▸ Task item
From the records below, output exactly the lines running from the line containing "width 0.05 eV |" through the line containing "Result: Pressure -5.2", and no others.

::::::

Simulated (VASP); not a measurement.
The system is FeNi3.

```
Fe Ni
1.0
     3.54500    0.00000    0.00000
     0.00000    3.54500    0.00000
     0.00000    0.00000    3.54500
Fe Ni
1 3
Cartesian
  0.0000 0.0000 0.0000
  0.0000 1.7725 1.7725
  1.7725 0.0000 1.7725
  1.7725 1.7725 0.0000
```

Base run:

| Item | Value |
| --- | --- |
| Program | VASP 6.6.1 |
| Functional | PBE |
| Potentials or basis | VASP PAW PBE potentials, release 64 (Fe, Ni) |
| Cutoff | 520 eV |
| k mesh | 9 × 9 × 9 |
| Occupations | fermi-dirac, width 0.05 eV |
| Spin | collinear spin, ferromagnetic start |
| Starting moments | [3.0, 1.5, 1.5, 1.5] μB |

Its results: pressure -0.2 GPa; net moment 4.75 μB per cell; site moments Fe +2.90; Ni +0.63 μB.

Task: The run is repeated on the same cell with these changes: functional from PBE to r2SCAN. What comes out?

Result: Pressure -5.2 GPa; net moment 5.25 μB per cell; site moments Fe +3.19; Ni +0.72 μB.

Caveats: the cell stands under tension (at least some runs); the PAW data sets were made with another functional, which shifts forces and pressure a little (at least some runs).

::::::

▸ Answer area
| Occupations | fermi-dirac, width 0.05 eV |
| Spin | collinear spin, ferromagnetic start |
| Starting moments | [3.0, 1.5, 1.5, 1.5] μB |

Its results: pressure -0.2 GPa; net moment 4.75 μB per cell; site moments Fe +2.90; Ni +0.63 μB.

Task: The run is repeated on the same cell with these changes: functional from PBE to r2SCAN. What comes out?

Result: Pressure -5.2 GPa; net moment 5.25 μB per cell; site moments Fe +3.19; Ni +0.72 μB.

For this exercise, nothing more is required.